Print the whole listing, unchanged.

____ Record excerpts

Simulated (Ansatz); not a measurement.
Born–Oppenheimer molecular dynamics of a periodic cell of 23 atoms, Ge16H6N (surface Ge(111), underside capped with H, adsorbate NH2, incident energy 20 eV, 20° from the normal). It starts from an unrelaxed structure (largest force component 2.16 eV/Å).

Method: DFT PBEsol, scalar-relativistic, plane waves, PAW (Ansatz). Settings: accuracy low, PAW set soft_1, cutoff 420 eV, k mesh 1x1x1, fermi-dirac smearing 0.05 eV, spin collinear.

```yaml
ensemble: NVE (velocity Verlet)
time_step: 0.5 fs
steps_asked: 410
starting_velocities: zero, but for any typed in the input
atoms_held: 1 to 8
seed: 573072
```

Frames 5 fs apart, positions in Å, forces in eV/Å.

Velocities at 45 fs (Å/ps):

________

Your solution:
Simulated (Ansatz); not a measurement.
Born–Oppenheimer molecular dynamics of a periodic cell of 23 atoms, Ge16H6N (surface Ge(111), underside capped with H, adsorbate NH2, incident energy 20 eV, 20° from the normal). It starts from an unrelaxed structure (largest force component 2.16 eV/Å).

Method: DFT PBEsol, scalar-relativistic, plane waves, PAW (Ansatz). Settings: accuracy low, PAW set soft_1, cutoff 420 eV, k mesh 1x1x1, fermi-dirac smearing 0.05 eV, spin collinear.

```yaml
ensemble: NVE (velocity Verlet)
time_step: 0.5 fs
steps_asked: 410
starting_velocities: zero, but for any typed in the input
atoms_held: 1 to 8
seed: 573072
```

Frames 5 fs apart, positions in Å, forces in eV/Å.

Velocities at 45 fs (Å/ps):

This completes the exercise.